ACTIVITY: Return the material unaltered, line by line.

THE DATA:
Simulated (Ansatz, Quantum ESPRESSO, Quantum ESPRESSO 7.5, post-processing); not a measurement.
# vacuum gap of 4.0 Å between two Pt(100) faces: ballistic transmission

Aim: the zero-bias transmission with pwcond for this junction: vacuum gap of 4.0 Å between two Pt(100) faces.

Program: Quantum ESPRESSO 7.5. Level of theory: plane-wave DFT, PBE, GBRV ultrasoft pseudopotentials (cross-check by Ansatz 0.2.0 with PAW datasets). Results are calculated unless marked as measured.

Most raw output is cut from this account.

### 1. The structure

ANSWER AREA:
Simulated (Ansatz, Quantum ESPRESSO, Quantum ESPRESSO 7.5, post-processing); not a measurement.
# vacuum gap of 4.0 Å between two Pt(100) faces: ballistic transmission

Aim: the zero-bias transmission with pwcond for this junction: vacuum gap of 4.0 Å between two Pt(100) faces.

Program: Quantum ESPRESSO 7.5. Level of theory: plane-wave DFT, PBE, GBRV ultrasoft pseudopotentials (cross-check by Ansatz 0.2.0 with PAW datasets). Results are calculated unless marked as measured.

Most raw output is cut from this account.

### 1. The structure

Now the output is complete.